**Source data:**
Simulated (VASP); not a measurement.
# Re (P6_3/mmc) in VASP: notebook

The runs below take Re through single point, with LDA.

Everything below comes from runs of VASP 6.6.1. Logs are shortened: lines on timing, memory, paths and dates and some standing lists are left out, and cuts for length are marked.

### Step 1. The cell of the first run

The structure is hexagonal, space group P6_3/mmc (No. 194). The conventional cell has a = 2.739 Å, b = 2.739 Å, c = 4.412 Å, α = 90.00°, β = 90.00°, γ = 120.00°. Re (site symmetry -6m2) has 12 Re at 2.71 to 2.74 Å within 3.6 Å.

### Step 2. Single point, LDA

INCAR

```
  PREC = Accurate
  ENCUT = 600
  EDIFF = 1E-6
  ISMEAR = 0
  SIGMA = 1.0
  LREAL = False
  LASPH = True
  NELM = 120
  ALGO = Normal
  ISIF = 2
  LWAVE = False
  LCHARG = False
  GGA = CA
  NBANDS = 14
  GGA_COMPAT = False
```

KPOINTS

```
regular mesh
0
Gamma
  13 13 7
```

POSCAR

**Requirement:** Copy the data exactly. Leave nothing out.

**Exercise response:**
Simulated (VASP); not a measurement.
# Re (P6_3/mmc) in VASP: notebook

The runs below take Re through single point, with LDA.

Everything below comes from runs of VASP 6.6.1. Logs are shortened: lines on timing, memory, paths and dates and some standing lists are left out, and cuts for length are marked.

### Step 1. The cell of the first run

The structure is hexagonal, space group P6_3/mmc (No. 194). The conventional cell has a = 2.739 Å, b = 2.739 Å, c = 4.412 Å, α = 90.00°, β = 90.00°, γ = 120.00°. Re (site symmetry -6m2) has 12 Re at 2.71 to 2.74 Å within 3.6 Å.

### Step 2. Single point, LDA

INCAR

```
  PREC = Accurate
  ENCUT = 600
  EDIFF = 1E-6
  ISMEAR = 0
  SIGMA = 1.0
  LREAL = False
  LASPH = True
  NELM = 120
  ALGO = Normal
  ISIF = 2
  LWAVE = False
  LCHARG = False
  GGA = CA
  NBANDS = 14
  GGA_COMPAT = False
```

KPOINTS

```
regular mesh
0
Gamma
  13 13 7
```

POSCAR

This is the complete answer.